· · · · · · ·
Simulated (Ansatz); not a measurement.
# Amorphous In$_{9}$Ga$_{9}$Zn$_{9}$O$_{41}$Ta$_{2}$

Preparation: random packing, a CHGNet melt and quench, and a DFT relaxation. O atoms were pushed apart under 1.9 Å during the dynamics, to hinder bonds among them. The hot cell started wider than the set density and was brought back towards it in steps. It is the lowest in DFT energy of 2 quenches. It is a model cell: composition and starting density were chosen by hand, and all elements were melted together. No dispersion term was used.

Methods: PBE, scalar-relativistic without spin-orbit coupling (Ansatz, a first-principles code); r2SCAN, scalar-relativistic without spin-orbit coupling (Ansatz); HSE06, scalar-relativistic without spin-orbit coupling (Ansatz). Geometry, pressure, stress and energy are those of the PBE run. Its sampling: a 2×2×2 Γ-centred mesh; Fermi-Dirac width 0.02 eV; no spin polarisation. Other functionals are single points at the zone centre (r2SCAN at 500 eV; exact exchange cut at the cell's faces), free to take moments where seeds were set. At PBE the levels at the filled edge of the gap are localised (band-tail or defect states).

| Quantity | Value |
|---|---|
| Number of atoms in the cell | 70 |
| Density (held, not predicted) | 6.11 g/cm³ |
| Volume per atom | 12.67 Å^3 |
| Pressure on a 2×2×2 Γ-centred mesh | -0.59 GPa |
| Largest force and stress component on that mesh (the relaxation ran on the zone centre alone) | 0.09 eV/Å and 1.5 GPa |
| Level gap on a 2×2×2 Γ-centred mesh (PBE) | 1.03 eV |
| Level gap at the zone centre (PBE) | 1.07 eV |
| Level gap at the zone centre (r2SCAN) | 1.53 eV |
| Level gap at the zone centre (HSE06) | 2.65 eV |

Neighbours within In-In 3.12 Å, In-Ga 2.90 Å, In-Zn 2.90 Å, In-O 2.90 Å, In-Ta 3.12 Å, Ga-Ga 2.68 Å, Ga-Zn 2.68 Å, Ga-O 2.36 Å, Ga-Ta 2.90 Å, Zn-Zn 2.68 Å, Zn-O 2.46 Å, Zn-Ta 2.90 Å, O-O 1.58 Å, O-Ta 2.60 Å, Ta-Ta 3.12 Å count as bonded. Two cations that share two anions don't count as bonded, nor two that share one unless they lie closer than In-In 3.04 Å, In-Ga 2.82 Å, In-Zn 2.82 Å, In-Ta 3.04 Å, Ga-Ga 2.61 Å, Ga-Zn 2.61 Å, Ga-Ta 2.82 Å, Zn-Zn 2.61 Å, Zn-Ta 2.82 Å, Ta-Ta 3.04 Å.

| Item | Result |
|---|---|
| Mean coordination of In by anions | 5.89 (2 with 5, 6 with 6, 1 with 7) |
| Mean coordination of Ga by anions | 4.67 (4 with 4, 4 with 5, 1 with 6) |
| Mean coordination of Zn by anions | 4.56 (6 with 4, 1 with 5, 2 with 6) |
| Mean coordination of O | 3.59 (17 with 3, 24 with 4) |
· · · · · · ·

**Action item**
Beginning at the top of the data, extract each line through the line containing "(HSE06) | 2.65 eV |" and return those lines exactly, with nothing added.

**Answer section**
Simulated (Ansatz); not a measurement.
# Amorphous In$_{9}$Ga$_{9}$Zn$_{9}$O$_{41}$Ta$_{2}$

Preparation: random packing, a CHGNet melt and quench, and a DFT relaxation. O atoms were pushed apart under 1.9 Å during the dynamics, to hinder bonds among them. The hot cell started wider than the set density and was brought back towards it in steps. It is the lowest in DFT energy of 2 quenches. It is a model cell: composition and starting density were chosen by hand, and all elements were melted together. No dispersion term was used.

Methods: PBE, scalar-relativistic without spin-orbit coupling (Ansatz, a first-principles code); r2SCAN, scalar-relativistic without spin-orbit coupling (Ansatz); HSE06, scalar-relativistic without spin-orbit coupling (Ansatz). Geometry, pressure, stress and energy are those of the PBE run. Its sampling: a 2×2×2 Γ-centred mesh; Fermi-Dirac width 0.02 eV; no spin polarisation. Other functionals are single points at the zone centre (r2SCAN at 500 eV; exact exchange cut at the cell's faces), free to take moments where seeds were set. At PBE the levels at the filled edge of the gap are localised (band-tail or defect states).

| Quantity | Value |
|---|---|
| Number of atoms in the cell | 70 |
| Density (held, not predicted) | 6.11 g/cm³ |
| Volume per atom | 12.67 Å^3 |
| Pressure on a 2×2×2 Γ-centred mesh | -0.59 GPa |
| Largest force and stress component on that mesh (the relaxation ran on the zone centre alone) | 0.09 eV/Å and 1.5 GPa |
| Level gap on a 2×2×2 Γ-centred mesh (PBE) | 1.03 eV |
| Level gap at the zone centre (PBE) | 1.07 eV |
| Level gap at the zone centre (r2SCAN) | 1.53 eV |
| Level gap at the zone centre (HSE06) | 2.65 eV |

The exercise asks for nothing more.